+++ Data +++

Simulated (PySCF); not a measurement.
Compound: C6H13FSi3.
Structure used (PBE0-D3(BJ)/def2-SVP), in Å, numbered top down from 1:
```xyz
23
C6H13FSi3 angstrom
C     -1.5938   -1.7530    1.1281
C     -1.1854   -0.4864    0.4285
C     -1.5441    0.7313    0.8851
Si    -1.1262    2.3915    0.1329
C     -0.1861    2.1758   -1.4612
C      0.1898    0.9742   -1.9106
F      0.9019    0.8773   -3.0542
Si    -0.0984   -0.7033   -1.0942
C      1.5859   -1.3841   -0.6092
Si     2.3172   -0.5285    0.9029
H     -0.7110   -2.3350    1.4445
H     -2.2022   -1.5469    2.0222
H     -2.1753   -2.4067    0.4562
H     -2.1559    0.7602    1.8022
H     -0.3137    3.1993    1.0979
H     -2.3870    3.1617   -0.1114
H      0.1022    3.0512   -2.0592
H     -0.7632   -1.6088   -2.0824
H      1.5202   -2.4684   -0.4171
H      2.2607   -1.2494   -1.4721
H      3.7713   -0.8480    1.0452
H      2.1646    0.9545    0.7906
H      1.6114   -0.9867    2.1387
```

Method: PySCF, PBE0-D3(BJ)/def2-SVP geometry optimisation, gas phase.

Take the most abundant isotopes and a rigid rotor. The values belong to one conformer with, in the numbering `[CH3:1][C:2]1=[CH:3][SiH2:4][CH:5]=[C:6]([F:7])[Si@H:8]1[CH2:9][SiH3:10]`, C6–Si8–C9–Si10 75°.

+++

Quote the listing above from its first line to the line with "Method: PySCF, PBE0-D3(BJ)/def2-SVP", inclusive, and add nothing.

Simulated (PySCF); not a measurement.
Compound: C6H13FSi3.
Structure used (PBE0-D3(BJ)/def2-SVP), in Å, numbered top down from 1:
```xyz
23
C6H13FSi3 angstrom
C     -1.5938   -1.7530    1.1281
C     -1.1854   -0.4864    0.4285
C     -1.5441    0.7313    0.8851
Si    -1.1262    2.3915    0.1329
C     -0.1861    2.1758   -1.4612
C      0.1898    0.9742   -1.9106
F      0.9019    0.8773   -3.0542
Si    -0.0984   -0.7033   -1.0942
C      1.5859   -1.3841   -0.6092
Si     2.3172   -0.5285    0.9029
H     -0.7110   -2.3350    1.4445
H     -2.2022   -1.5469    2.0222
H     -2.1753   -2.4067    0.4562
H     -2.1559    0.7602    1.8022
H     -0.3137    3.1993    1.0979
H     -2.3870    3.1617   -0.1114
H      0.1022    3.0512   -2.0592
H     -0.7632   -1.6088   -2.0824
H      1.5202   -2.4684   -0.4171
H      2.2607   -1.2494   -1.4721
H      3.7713   -0.8480    1.0452
H      2.1646    0.9545    0.7906
H      1.6114   -0.9867    2.1387
```

Method: PySCF, PBE0-D3(BJ)/def2-SVP geometry optimisation, gas phase.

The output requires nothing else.